########

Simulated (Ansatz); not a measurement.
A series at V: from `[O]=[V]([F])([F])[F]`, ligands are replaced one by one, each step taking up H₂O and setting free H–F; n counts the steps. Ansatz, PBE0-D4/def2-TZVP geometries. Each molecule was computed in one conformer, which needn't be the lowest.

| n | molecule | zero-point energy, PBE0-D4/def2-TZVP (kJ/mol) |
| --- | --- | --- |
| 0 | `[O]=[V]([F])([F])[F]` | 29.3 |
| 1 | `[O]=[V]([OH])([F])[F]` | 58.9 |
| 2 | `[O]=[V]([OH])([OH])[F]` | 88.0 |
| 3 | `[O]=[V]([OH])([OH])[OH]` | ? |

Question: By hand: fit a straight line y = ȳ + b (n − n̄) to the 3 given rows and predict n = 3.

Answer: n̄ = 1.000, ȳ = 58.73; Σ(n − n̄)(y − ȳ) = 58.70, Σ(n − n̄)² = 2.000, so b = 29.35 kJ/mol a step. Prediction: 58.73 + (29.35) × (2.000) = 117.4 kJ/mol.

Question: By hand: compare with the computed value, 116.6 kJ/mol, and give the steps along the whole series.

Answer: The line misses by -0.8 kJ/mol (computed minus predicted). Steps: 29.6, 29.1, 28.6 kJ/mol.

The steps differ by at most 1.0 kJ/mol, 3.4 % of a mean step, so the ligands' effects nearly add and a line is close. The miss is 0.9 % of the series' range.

########

=== WORK REQUEST ===
From the line holding "Answer: n̄ = 1.000, ȳ" to the line holding "Answer: The line", inclusive, restate each line above exactly as written.

=== WRITTEN REPLY ===
Answer: n̄ = 1.000, ȳ = 58.73; Σ(n − n̄)(y − ȳ) = 58.70, Σ(n − n̄)² = 2.000, so b = 29.35 kJ/mol a step. Prediction: 58.73 + (29.35) × (2.000) = 117.4 kJ/mol.

Question: By hand: compare with the computed value, 116.6 kJ/mol, and give the steps along the whole series.

Answer: The line misses by -0.8 kJ/mol (computed minus predicted). Steps: 29.6, 29.1, 28.6 kJ/mol.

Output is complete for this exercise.